Source material Block Start

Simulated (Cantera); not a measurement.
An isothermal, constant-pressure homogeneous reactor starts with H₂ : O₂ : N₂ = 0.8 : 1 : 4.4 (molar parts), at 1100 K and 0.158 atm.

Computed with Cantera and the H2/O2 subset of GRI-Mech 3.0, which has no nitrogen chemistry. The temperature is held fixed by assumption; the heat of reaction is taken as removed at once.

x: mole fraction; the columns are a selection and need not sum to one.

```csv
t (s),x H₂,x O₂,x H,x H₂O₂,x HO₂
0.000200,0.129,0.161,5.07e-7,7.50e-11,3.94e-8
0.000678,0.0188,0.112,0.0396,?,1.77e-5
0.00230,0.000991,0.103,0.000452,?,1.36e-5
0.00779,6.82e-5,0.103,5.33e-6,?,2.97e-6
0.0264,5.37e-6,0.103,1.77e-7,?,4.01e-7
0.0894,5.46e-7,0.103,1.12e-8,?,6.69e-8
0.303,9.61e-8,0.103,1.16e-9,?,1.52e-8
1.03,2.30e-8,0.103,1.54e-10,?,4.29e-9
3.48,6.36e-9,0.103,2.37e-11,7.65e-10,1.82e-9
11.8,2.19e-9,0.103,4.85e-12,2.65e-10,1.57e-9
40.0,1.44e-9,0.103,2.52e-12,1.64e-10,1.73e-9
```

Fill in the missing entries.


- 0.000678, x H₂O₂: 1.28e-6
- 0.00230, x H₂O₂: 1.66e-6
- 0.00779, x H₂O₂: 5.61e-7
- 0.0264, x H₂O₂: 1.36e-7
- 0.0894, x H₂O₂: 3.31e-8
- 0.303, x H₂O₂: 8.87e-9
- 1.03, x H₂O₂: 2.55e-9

Source material Block End

» **Work item**
The required output is the exact run of lines from the beginning of the listing above to the line that contains "- 0.303, x H₂O₂: 8.87e-9", inclusive of both.

» **Task answer**
Simulated (Cantera); not a measurement.
An isothermal, constant-pressure homogeneous reactor starts with H₂ : O₂ : N₂ = 0.8 : 1 : 4.4 (molar parts), at 1100 K and 0.158 atm.

Computed with Cantera and the H2/O2 subset of GRI-Mech 3.0, which has no nitrogen chemistry. The temperature is held fixed by assumption; the heat of reaction is taken as removed at once.

x: mole fraction; the columns are a selection and need not sum to one.

```csv
t (s),x H₂,x O₂,x H,x H₂O₂,x HO₂
0.000200,0.129,0.161,5.07e-7,7.50e-11,3.94e-8
0.000678,0.0188,0.112,0.0396,?,1.77e-5
0.00230,0.000991,0.103,0.000452,?,1.36e-5
0.00779,6.82e-5,0.103,5.33e-6,?,2.97e-6
0.0264,5.37e-6,0.103,1.77e-7,?,4.01e-7
0.0894,5.46e-7,0.103,1.12e-8,?,6.69e-8
0.303,9.61e-8,0.103,1.16e-9,?,1.52e-8
1.03,2.30e-8,0.103,1.54e-10,?,4.29e-9
3.48,6.36e-9,0.103,2.37e-11,7.65e-10,1.82e-9
11.8,2.19e-9,0.103,4.85e-12,2.65e-10,1.57e-9
40.0,1.44e-9,0.103,2.52e-12,1.64e-10,1.73e-9
```

Fill in the missing entries.


- 0.000678, x H₂O₂: 1.28e-6
- 0.00230, x H₂O₂: 1.66e-6
- 0.00779, x H₂O₂: 5.61e-7
- 0.0264, x H₂O₂: 1.36e-7
- 0.0894, x H₂O₂: 3.31e-8
- 0.303, x H₂O₂: 8.87e-9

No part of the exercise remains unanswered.